◆ ◆ ◆
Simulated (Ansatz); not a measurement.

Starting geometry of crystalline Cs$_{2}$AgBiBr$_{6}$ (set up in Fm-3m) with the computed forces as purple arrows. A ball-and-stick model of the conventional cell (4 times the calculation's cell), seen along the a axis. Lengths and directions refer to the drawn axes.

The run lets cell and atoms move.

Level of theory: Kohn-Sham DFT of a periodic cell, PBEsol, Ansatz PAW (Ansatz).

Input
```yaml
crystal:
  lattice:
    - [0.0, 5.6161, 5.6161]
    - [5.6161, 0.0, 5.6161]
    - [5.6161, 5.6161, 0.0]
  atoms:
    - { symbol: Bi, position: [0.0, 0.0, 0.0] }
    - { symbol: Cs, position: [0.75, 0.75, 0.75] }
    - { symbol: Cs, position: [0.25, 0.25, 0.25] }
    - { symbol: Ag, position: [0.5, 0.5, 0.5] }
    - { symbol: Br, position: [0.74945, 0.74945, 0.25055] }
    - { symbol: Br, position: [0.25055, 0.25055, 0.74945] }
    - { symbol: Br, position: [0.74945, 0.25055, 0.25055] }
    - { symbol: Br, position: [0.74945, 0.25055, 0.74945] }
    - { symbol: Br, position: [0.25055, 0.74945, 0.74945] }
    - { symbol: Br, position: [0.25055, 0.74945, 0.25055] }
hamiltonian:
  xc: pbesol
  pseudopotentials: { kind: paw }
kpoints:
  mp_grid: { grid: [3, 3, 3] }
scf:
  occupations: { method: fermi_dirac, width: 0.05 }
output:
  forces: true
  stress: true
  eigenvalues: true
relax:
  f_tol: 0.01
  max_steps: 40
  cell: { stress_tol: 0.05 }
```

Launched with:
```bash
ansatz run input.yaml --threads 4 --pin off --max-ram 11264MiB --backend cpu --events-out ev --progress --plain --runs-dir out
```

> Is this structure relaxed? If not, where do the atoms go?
◆ ◆ ◆

**Required action:**
From the entries above, give again exactly the lines running from the line with "Starting geometry of" to the line with "The run lets cell and atoms move."; include both of those lines.

**Expected answer:**
Starting geometry of crystalline Cs$_{2}$AgBiBr$_{6}$ (set up in Fm-3m) with the computed forces as purple arrows. A ball-and-stick model of the conventional cell (4 times the calculation's cell), seen along the a axis. Lengths and directions refer to the drawn axes.

The run lets cell and atoms move.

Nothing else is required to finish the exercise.